_Activity_: Please print all of the entries, matching them exactly.

────────
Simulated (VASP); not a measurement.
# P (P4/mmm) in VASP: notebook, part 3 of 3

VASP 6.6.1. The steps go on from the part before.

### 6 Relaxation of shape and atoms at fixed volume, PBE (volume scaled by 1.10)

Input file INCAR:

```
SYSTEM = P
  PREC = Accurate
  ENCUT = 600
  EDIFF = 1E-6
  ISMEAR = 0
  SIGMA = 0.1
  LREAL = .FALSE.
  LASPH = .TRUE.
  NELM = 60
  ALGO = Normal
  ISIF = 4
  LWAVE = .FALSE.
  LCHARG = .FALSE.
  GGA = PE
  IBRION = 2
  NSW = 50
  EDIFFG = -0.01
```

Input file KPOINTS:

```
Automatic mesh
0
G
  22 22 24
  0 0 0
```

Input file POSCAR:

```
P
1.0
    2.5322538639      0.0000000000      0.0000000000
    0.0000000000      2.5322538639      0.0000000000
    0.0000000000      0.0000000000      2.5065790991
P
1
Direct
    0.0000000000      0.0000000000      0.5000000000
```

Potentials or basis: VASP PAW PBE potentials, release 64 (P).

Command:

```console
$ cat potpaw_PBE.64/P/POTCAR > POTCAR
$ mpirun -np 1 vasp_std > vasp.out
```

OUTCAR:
────────

_Response area_:
Simulated (VASP); not a measurement.
# P (P4/mmm) in VASP: notebook, part 3 of 3

VASP 6.6.1. The steps go on from the part before.

### 6 Relaxation of shape and atoms at fixed volume, PBE (volume scaled by 1.10)

Input file INCAR:

```
SYSTEM = P
  PREC = Accurate
  ENCUT = 600
  EDIFF = 1E-6
  ISMEAR = 0
  SIGMA = 0.1
  LREAL = .FALSE.
  LASPH = .TRUE.
  NELM = 60
  ALGO = Normal
  ISIF = 4
  LWAVE = .FALSE.
  LCHARG = .FALSE.
  GGA = PE
  IBRION = 2
  NSW = 50
  EDIFFG = -0.01
```

Input file KPOINTS:

```
Automatic mesh
0
G
  22 22 24
  0 0 0
```

Input file POSCAR:

```
P
1.0
    2.5322538639      0.0000000000      0.0000000000
    0.0000000000      2.5322538639      0.0000000000
    0.0000000000      0.0000000000      2.5065790991
P
1
Direct
    0.0000000000      0.0000000000      0.5000000000
```

Potentials or basis: VASP PAW PBE potentials, release 64 (P).

Command:

```console
$ cat potpaw_PBE.64/P/POTCAR > POTCAR
$ mpirun -np 1 vasp_std > vasp.out
```

OUTCAR:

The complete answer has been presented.